============
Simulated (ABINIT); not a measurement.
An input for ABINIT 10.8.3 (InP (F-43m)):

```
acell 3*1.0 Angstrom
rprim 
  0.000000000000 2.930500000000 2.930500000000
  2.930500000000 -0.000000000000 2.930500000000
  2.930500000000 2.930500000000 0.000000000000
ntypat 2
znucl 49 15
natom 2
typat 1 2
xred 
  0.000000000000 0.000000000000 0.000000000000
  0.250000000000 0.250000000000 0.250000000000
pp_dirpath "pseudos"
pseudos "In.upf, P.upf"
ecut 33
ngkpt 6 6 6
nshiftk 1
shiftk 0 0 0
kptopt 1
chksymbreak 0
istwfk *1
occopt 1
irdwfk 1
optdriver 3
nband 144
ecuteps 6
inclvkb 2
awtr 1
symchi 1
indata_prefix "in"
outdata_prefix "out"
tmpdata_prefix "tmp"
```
============

Repeat all the lines above, keeping them exactly as they are.

• Response box:
Simulated (ABINIT); not a measurement.
An input for ABINIT 10.8.3 (InP (F-43m)):

```
acell 3*1.0 Angstrom
rprim 
  0.000000000000 2.930500000000 2.930500000000
  2.930500000000 -0.000000000000 2.930500000000
  2.930500000000 2.930500000000 0.000000000000
ntypat 2
znucl 49 15
natom 2
typat 1 2
xred 
  0.000000000000 0.000000000000 0.000000000000
  0.250000000000 0.250000000000 0.250000000000
pp_dirpath "pseudos"
pseudos "In.upf, P.upf"
ecut 33
ngkpt 6 6 6
nshiftk 1
shiftk 0 0 0
kptopt 1
chksymbreak 0
istwfk *1
occopt 1
irdwfk 1
optdriver 3
nband 144
ecuteps 6
inclvkb 2
awtr 1
symchi 1
indata_prefix "in"
outdata_prefix "out"
tmpdata_prefix "tmp"
```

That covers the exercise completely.